## WORK ITEM
Nothing in the listing may be skipped; repeat it all exactly.

•••••
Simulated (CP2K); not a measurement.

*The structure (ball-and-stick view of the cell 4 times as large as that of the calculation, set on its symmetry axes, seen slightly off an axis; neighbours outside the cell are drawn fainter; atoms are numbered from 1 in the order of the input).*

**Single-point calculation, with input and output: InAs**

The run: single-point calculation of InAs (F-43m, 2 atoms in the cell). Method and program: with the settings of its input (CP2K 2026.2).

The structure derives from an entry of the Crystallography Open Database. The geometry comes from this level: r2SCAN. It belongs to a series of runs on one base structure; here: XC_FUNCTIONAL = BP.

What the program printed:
•••••

## TASK RESPONSE
Simulated (CP2K); not a measurement.

*The structure (ball-and-stick view of the cell 4 times as large as that of the calculation, set on its symmetry axes, seen slightly off an axis; neighbours outside the cell are drawn fainter; atoms are numbered from 1 in the order of the input).*

**Single-point calculation, with input and output: InAs**

The run: single-point calculation of InAs (F-43m, 2 atoms in the cell). Method and program: with the settings of its input (CP2K 2026.2).

The structure derives from an entry of the Crystallography Open Database. The geometry comes from this level: r2SCAN. It belongs to a series of runs on one base structure; here: XC_FUNCTIONAL = BP.

What the program printed:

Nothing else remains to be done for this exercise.